- Required action: From the first line of the entries below to the line with "The starting structure**", give each line again exactly.

════════════════════
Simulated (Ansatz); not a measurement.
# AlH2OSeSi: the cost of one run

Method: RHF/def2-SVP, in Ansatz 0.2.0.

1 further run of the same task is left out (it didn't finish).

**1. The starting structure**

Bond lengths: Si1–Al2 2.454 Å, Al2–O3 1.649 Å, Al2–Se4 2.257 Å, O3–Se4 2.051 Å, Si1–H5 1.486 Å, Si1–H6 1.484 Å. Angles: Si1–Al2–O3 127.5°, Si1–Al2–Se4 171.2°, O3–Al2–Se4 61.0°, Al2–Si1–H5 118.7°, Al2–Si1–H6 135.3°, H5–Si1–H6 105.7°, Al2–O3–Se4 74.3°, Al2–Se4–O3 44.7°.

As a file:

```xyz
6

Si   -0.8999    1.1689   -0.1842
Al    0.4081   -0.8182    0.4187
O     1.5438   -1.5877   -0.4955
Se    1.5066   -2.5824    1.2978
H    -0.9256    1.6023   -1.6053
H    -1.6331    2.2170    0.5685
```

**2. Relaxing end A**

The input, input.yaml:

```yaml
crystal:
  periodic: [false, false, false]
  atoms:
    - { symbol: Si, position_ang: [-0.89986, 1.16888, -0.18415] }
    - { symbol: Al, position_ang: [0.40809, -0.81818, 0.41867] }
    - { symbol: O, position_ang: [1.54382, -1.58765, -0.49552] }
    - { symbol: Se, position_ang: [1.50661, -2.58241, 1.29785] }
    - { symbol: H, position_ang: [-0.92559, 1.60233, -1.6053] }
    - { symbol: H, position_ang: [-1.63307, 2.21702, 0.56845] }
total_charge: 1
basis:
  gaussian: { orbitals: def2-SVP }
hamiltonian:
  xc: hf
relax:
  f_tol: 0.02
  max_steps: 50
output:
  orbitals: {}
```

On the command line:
════════════════════

- Reply:
Simulated (Ansatz); not a measurement.
# AlH2OSeSi: the cost of one run

Method: RHF/def2-SVP, in Ansatz 0.2.0.

1 further run of the same task is left out (it didn't finish).

**1. The starting structure**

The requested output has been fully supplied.